== Segment start ==

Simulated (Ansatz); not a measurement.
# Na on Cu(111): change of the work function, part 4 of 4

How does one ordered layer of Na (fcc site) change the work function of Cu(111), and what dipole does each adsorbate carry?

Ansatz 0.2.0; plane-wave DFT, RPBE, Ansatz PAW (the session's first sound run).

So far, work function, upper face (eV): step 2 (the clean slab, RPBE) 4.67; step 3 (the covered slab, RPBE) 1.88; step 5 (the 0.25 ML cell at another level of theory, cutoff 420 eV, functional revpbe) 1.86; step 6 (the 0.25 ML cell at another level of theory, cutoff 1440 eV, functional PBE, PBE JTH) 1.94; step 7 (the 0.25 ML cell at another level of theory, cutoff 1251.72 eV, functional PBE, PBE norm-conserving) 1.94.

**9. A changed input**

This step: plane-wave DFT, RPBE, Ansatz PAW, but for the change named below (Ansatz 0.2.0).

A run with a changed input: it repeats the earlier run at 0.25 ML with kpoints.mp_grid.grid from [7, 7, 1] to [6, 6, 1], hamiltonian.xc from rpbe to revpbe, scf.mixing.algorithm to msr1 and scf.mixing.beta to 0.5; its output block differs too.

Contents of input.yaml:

== Segment end ==

Give the data again exactly, line for line.

* [Worked solution]
Simulated (Ansatz); not a measurement.
# Na on Cu(111): change of the work function, part 4 of 4

How does one ordered layer of Na (fcc site) change the work function of Cu(111), and what dipole does each adsorbate carry?

Ansatz 0.2.0; plane-wave DFT, RPBE, Ansatz PAW (the session's first sound run).

So far, work function, upper face (eV): step 2 (the clean slab, RPBE) 4.67; step 3 (the covered slab, RPBE) 1.88; step 5 (the 0.25 ML cell at another level of theory, cutoff 420 eV, functional revpbe) 1.86; step 6 (the 0.25 ML cell at another level of theory, cutoff 1440 eV, functional PBE, PBE JTH) 1.94; step 7 (the 0.25 ML cell at another level of theory, cutoff 1251.72 eV, functional PBE, PBE norm-conserving) 1.94.

**9. A changed input**

This step: plane-wave DFT, RPBE, Ansatz PAW, but for the change named below (Ansatz 0.2.0).

A run with a changed input: it repeats the earlier run at 0.25 ML with kpoints.mp_grid.grid from [7, 7, 1] to [6, 6, 1], hamiltonian.xc from rpbe to revpbe, scf.mixing.algorithm to msr1 and scf.mixing.beta to 0.5; its output block differs too.

Contents of input.yaml:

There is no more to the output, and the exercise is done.